Given data =>

━━━━━━━━━━━━━━━━

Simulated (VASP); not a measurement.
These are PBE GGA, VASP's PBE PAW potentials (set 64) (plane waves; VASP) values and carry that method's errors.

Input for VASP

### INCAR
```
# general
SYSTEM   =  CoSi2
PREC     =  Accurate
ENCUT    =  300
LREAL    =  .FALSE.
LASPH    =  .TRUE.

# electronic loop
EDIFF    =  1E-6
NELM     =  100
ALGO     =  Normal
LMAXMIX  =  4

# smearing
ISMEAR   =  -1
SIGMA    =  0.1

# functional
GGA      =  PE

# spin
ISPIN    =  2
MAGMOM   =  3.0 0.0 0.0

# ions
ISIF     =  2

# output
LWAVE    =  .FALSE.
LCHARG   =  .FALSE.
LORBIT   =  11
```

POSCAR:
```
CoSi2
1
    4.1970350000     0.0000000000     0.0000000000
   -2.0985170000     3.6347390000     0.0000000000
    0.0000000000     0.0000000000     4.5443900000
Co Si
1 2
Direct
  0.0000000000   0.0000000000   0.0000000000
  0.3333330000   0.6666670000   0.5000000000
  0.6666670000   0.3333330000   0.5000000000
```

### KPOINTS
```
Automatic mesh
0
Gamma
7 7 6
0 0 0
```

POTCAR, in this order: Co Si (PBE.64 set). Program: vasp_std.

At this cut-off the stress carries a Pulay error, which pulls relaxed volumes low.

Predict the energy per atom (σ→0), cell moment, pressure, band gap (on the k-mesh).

━━━━━━━━━━━━━━━━

Activity => Word for word, write out the entries above again.

Task answer =>
Simulated (VASP); not a measurement.
These are PBE GGA, VASP's PBE PAW potentials (set 64) (plane waves; VASP) values and carry that method's errors.

Input for VASP

### INCAR
```
# general
SYSTEM   =  CoSi2
PREC     =  Accurate
ENCUT    =  300
LREAL    =  .FALSE.
LASPH    =  .TRUE.

# electronic loop
EDIFF    =  1E-6
NELM     =  100
ALGO     =  Normal
LMAXMIX  =  4

# smearing
ISMEAR   =  -1
SIGMA    =  0.1

# functional
GGA      =  PE

# spin
ISPIN    =  2
MAGMOM   =  3.0 0.0 0.0

# ions
ISIF     =  2

# output
LWAVE    =  .FALSE.
LCHARG   =  .FALSE.
LORBIT   =  11
```

POSCAR:
```
CoSi2
1
    4.1970350000     0.0000000000     0.0000000000
   -2.0985170000     3.6347390000     0.0000000000
    0.0000000000     0.0000000000     4.5443900000
Co Si
1 2
Direct
  0.0000000000   0.0000000000   0.0000000000
  0.3333330000   0.6666670000   0.5000000000
  0.6666670000   0.3333330000   0.5000000000
```

### KPOINTS
```
Automatic mesh
0
Gamma
7 7 6
0 0 0
```

POTCAR, in this order: Co Si (PBE.64 set). Program: vasp_std.

At this cut-off the stress carries a Pulay error, which pulls relaxed volumes low.

Predict the energy per atom (σ→0), cell moment, pressure, band gap (on the k-mesh).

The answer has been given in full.